● ACTIVITY:
Reproduce the records precisely. Every line should be included.

··· RECORDS SUPPLIED ···

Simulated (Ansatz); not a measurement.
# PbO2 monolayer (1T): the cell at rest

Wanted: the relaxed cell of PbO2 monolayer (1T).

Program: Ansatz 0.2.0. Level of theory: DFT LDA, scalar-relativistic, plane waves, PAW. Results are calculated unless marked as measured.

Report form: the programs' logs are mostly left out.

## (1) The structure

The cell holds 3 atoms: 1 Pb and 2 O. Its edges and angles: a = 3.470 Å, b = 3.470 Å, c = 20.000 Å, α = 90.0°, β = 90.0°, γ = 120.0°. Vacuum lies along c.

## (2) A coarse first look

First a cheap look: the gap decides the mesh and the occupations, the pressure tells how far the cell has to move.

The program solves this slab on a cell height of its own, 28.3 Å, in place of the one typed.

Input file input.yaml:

···

● ANSWER BOX:
Simulated (Ansatz); not a measurement.
# PbO2 monolayer (1T): the cell at rest

Wanted: the relaxed cell of PbO2 monolayer (1T).

Program: Ansatz 0.2.0. Level of theory: DFT LDA, scalar-relativistic, plane waves, PAW. Results are calculated unless marked as measured.

Report form: the programs' logs are mostly left out.

## (1) The structure

The cell holds 3 atoms: 1 Pb and 2 O. Its edges and angles: a = 3.470 Å, b = 3.470 Å, c = 20.000 Å, α = 90.0°, β = 90.0°, γ = 120.0°. Vacuum lies along c.

## (2) A coarse first look

First a cheap look: the gap decides the mesh and the occupations, the pressure tells how far the cell has to move.

The program solves this slab on a cell height of its own, 28.3 Å, in place of the one typed.

Input file input.yaml:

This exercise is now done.